**Dataset extract**
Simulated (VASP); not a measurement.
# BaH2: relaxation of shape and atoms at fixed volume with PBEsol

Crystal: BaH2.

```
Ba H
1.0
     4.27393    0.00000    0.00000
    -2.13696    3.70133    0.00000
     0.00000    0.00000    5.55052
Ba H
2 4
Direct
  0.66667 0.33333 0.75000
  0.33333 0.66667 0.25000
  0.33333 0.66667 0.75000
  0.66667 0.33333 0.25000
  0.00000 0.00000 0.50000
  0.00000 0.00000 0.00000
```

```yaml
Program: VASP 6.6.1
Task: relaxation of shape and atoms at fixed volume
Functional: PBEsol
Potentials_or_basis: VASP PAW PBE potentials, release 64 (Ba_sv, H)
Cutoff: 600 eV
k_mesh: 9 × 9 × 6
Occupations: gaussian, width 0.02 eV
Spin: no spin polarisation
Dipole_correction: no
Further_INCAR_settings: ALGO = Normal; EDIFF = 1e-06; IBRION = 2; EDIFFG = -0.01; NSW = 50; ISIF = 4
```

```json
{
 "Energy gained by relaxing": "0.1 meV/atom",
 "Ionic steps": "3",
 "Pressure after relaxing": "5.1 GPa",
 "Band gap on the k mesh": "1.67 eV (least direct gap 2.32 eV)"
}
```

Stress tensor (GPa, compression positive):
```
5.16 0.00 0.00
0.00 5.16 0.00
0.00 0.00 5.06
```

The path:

**Work item**
In your answer, repeat each of the records exactly.

**Response area**
Simulated (VASP); not a measurement.
# BaH2: relaxation of shape and atoms at fixed volume with PBEsol

Crystal: BaH2.

```
Ba H
1.0
     4.27393    0.00000    0.00000
    -2.13696    3.70133    0.00000
     0.00000    0.00000    5.55052
Ba H
2 4
Direct
  0.66667 0.33333 0.75000
  0.33333 0.66667 0.25000
  0.33333 0.66667 0.75000
  0.66667 0.33333 0.25000
  0.00000 0.00000 0.50000
  0.00000 0.00000 0.00000
```

```yaml
Program: VASP 6.6.1
Task: relaxation of shape and atoms at fixed volume
Functional: PBEsol
Potentials_or_basis: VASP PAW PBE potentials, release 64 (Ba_sv, H)
Cutoff: 600 eV
k_mesh: 9 × 9 × 6
Occupations: gaussian, width 0.02 eV
Spin: no spin polarisation
Dipole_correction: no
Further_INCAR_settings: ALGO = Normal; EDIFF = 1e-06; IBRION = 2; EDIFFG = -0.01; NSW = 50; ISIF = 4
```

```json
{
 "Energy gained by relaxing": "0.1 meV/atom",
 "Ionic steps": "3",
 "Pressure after relaxing": "5.1 GPa",
 "Band gap on the k mesh": "1.67 eV (least direct gap 2.32 eV)"
}
```

Stress tensor (GPa, compression positive):
```
5.16 0.00 0.00
0.00 5.16 0.00
0.00 0.00 5.06
```

The path:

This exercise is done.